• Action item:
With no line left out, restate the data word for word.

• Given information:
=== Section Start ===
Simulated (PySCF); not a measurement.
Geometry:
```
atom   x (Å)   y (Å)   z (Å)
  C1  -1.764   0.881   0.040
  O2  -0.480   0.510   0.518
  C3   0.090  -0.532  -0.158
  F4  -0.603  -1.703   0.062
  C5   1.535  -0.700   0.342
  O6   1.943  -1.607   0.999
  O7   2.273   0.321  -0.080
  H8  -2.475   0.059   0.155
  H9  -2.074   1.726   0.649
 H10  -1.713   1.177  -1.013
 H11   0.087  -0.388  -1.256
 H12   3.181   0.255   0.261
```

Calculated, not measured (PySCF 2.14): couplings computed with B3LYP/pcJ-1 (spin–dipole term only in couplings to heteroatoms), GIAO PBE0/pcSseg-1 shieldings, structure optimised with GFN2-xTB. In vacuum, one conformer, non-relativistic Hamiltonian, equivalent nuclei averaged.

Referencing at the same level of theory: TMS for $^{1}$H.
=== Section End ===

• Task answer:
Simulated (PySCF); not a measurement.
Geometry:
```
atom   x (Å)   y (Å)   z (Å)
  C1  -1.764   0.881   0.040
  O2  -0.480   0.510   0.518
  C3   0.090  -0.532  -0.158
  F4  -0.603  -1.703   0.062
  C5   1.535  -0.700   0.342
  O6   1.943  -1.607   0.999
  O7   2.273   0.321  -0.080
  H8  -2.475   0.059   0.155
  H9  -2.074   1.726   0.649
 H10  -1.713   1.177  -1.013
 H11   0.087  -0.388  -1.256
 H12   3.181   0.255   0.261
```

Calculated, not measured (PySCF 2.14): couplings computed with B3LYP/pcJ-1 (spin–dipole term only in couplings to heteroatoms), GIAO PBE0/pcSseg-1 shieldings, structure optimised with GFN2-xTB. In vacuum, one conformer, non-relativistic Hamiltonian, equivalent nuclei averaged.

Referencing at the same level of theory: TMS for $^{1}$H.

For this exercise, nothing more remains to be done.